^^^^^^^^

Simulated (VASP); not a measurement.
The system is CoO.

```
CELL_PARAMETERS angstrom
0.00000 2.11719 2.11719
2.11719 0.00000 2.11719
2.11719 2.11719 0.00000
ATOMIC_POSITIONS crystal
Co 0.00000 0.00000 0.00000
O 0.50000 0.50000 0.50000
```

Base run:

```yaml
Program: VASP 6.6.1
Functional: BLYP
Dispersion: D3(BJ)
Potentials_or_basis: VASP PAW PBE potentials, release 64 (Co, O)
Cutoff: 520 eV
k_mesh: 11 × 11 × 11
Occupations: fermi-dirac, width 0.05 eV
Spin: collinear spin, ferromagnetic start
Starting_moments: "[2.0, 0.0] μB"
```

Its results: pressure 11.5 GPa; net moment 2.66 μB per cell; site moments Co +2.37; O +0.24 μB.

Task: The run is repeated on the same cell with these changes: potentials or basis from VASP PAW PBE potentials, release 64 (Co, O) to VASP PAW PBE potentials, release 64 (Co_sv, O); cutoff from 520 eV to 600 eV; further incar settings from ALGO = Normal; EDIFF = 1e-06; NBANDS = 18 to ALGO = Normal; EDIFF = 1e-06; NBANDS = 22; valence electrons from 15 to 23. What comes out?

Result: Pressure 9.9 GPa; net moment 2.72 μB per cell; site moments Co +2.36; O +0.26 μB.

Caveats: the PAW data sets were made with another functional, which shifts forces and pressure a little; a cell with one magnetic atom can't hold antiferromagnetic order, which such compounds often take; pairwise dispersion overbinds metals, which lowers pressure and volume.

^^^^^^^^

Assignment: Your task is to quote the lines above, beginning with the first and ending with the one that holds "Result: Pressure 9.9".

Task answer:
Simulated (VASP); not a measurement.
The system is CoO.

```
CELL_PARAMETERS angstrom
0.00000 2.11719 2.11719
2.11719 0.00000 2.11719
2.11719 2.11719 0.00000
ATOMIC_POSITIONS crystal
Co 0.00000 0.00000 0.00000
O 0.50000 0.50000 0.50000
```

Base run:

```yaml
Program: VASP 6.6.1
Functional: BLYP
Dispersion: D3(BJ)
Potentials_or_basis: VASP PAW PBE potentials, release 64 (Co, O)
Cutoff: 520 eV
k_mesh: 11 × 11 × 11
Occupations: fermi-dirac, width 0.05 eV
Spin: collinear spin, ferromagnetic start
Starting_moments: "[2.0, 0.0] μB"
```

Its results: pressure 11.5 GPa; net moment 2.66 μB per cell; site moments Co +2.37; O +0.24 μB.

Task: The run is repeated on the same cell with these changes: potentials or basis from VASP PAW PBE potentials, release 64 (Co, O) to VASP PAW PBE potentials, release 64 (Co_sv, O); cutoff from 520 eV to 600 eV; further incar settings from ALGO = Normal; EDIFF = 1e-06; NBANDS = 18 to ALGO = Normal; EDIFF = 1e-06; NBANDS = 22; valence electrons from 15 to 23. What comes out?

Result: Pressure 9.9 GPa; net moment 2.72 μB per cell; site moments Co +2.36; O +0.26 μB.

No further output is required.